_Material supplied:_
------

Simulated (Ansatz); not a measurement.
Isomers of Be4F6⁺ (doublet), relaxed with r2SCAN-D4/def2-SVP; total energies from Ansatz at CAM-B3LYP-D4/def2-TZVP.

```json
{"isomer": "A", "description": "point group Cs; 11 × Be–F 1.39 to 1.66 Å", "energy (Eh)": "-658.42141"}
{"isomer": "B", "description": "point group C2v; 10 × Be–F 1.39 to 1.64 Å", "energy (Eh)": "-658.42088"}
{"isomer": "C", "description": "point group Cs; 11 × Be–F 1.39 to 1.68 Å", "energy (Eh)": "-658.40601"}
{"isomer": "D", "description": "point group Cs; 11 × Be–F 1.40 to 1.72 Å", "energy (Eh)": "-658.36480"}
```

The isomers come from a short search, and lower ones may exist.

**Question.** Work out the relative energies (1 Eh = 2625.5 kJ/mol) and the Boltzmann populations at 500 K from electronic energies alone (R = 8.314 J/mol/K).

------

_Action item:_ Reproduce each line above exactly.

_Response:_
Simulated (Ansatz); not a measurement.
Isomers of Be4F6⁺ (doublet), relaxed with r2SCAN-D4/def2-SVP; total energies from Ansatz at CAM-B3LYP-D4/def2-TZVP.

```json
{"isomer": "A", "description": "point group Cs; 11 × Be–F 1.39 to 1.66 Å", "energy (Eh)": "-658.42141"}
{"isomer": "B", "description": "point group C2v; 10 × Be–F 1.39 to 1.64 Å", "energy (Eh)": "-658.42088"}
{"isomer": "C", "description": "point group Cs; 11 × Be–F 1.39 to 1.68 Å", "energy (Eh)": "-658.40601"}
{"isomer": "D", "description": "point group Cs; 11 × Be–F 1.40 to 1.72 Å", "energy (Eh)": "-658.36480"}
```

The isomers come from a short search, and lower ones may exist.

**Question.** Work out the relative energies (1 Eh = 2625.5 kJ/mol) and the Boltzmann populations at 500 K from electronic energies alone (R = 8.314 J/mol/K).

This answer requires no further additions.